* **Assigned task**: Reproduce each line from the first in the data through the line that contains "The functional is" exactly; give nothing else.

--

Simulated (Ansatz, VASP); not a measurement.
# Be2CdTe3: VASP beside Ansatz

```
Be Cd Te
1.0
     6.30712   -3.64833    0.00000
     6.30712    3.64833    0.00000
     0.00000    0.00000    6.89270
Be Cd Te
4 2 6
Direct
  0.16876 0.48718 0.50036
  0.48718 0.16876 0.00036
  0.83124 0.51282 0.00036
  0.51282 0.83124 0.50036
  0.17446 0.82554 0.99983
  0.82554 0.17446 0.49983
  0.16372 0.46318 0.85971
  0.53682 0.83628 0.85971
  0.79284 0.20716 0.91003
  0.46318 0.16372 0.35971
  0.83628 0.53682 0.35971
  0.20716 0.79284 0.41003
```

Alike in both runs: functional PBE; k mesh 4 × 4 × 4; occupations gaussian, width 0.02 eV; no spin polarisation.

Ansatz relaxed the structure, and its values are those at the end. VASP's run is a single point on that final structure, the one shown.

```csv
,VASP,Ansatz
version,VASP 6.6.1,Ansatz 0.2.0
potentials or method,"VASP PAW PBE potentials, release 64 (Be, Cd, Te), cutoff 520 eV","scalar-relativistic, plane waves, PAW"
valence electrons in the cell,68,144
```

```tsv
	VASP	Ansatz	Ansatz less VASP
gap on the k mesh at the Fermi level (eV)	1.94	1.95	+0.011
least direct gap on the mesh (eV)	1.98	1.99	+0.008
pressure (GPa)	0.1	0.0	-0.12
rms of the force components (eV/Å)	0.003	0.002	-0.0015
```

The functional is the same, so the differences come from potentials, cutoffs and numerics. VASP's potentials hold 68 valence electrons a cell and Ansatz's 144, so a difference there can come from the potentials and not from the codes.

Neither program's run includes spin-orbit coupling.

--

* **Exercise answer**:
Simulated (Ansatz, VASP); not a measurement.
# Be2CdTe3: VASP beside Ansatz

```
Be Cd Te
1.0
     6.30712   -3.64833    0.00000
     6.30712    3.64833    0.00000
     0.00000    0.00000    6.89270
Be Cd Te
4 2 6
Direct
  0.16876 0.48718 0.50036
  0.48718 0.16876 0.00036
  0.83124 0.51282 0.00036
  0.51282 0.83124 0.50036
  0.17446 0.82554 0.99983
  0.82554 0.17446 0.49983
  0.16372 0.46318 0.85971
  0.53682 0.83628 0.85971
  0.79284 0.20716 0.91003
  0.46318 0.16372 0.35971
  0.83628 0.53682 0.35971
  0.20716 0.79284 0.41003
```

Alike in both runs: functional PBE; k mesh 4 × 4 × 4; occupations gaussian, width 0.02 eV; no spin polarisation.

Ansatz relaxed the structure, and its values are those at the end. VASP's run is a single point on that final structure, the one shown.

```csv
,VASP,Ansatz
version,VASP 6.6.1,Ansatz 0.2.0
potentials or method,"VASP PAW PBE potentials, release 64 (Be, Cd, Te), cutoff 520 eV","scalar-relativistic, plane waves, PAW"
valence electrons in the cell,68,144
```

```tsv
	VASP	Ansatz	Ansatz less VASP
gap on the k mesh at the Fermi level (eV)	1.94	1.95	+0.011
least direct gap on the mesh (eV)	1.98	1.99	+0.008
pressure (GPa)	0.1	0.0	-0.12
rms of the force components (eV/Å)	0.003	0.002	-0.0015
```

The functional is the same, so the differences come from potentials, cutoffs and numerics. VASP's potentials hold 68 valence electrons a cell and Ansatz's 144, so a difference there can come from the potentials and not from the codes.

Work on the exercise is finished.